▶ Work instruction:
Within the material below, locate the line with "(eV/Å) | 0.189 |" and the line with "Solution. gap on", then return those two lines and all lines between them, exactly as written.

▶ Source material:
* * * * *

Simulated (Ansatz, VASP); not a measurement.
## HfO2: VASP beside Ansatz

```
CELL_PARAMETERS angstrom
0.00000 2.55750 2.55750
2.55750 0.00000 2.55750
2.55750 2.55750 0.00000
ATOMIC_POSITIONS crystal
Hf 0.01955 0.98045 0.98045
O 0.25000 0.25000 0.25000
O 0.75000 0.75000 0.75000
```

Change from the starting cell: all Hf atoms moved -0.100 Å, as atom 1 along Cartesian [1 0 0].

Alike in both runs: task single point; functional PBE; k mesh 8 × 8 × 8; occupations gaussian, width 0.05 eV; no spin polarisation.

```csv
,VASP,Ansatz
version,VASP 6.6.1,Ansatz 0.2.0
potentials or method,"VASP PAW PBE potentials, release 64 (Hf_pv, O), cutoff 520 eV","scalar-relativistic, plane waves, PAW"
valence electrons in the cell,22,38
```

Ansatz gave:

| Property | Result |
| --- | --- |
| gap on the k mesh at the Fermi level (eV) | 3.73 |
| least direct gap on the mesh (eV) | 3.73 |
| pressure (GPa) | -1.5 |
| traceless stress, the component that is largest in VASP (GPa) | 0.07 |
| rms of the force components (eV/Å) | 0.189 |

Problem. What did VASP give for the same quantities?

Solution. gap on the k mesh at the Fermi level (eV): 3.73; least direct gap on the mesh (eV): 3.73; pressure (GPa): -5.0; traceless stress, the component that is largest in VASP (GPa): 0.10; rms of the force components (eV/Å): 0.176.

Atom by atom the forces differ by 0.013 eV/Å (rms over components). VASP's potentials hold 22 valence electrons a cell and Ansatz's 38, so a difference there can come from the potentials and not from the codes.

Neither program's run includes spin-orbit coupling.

* * * * *

▶ Answer box:
| rms of the force components (eV/Å) | 0.189 |

Problem. What did VASP give for the same quantities?

Solution. gap on the k mesh at the Fermi level (eV): 3.73; least direct gap on the mesh (eV): 3.73; pressure (GPa): -5.0; traceless stress, the component that is largest in VASP (GPa): 0.10; rms of the force components (eV/Å): 0.176.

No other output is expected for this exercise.